→ SUPPLIED ENTRIES:
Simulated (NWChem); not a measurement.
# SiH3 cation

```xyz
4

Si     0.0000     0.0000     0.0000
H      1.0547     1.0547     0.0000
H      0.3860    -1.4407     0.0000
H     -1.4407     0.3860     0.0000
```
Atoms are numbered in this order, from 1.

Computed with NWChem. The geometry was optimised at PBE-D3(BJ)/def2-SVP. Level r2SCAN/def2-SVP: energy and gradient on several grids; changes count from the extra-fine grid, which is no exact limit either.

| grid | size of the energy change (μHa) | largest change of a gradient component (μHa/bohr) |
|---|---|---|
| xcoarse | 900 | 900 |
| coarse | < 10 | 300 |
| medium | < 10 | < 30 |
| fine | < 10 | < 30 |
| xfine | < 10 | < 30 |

→ WORK REQUEST:
Please copy the lines in the records above between the one holding "# SiH3 cation" and the one holding "medium | < 10 | < 30 |", inclusive, exactly and with no other line.

→ EXERCISE RESULT:
# SiH3 cation

```xyz
4

Si     0.0000     0.0000     0.0000
H      1.0547     1.0547     0.0000
H      0.3860    -1.4407     0.0000
H     -1.4407     0.3860     0.0000
```
Atoms are numbered in this order, from 1.

Computed with NWChem. The geometry was optimised at PBE-D3(BJ)/def2-SVP. Level r2SCAN/def2-SVP: energy and gradient on several grids; changes count from the extra-fine grid, which is no exact limit either.

| grid | size of the energy change (μHa) | largest change of a gradient component (μHa/bohr) |
|---|---|---|
| xcoarse | 900 | 900 |
| coarse | < 10 | 300 |
| medium | < 10 | < 30 |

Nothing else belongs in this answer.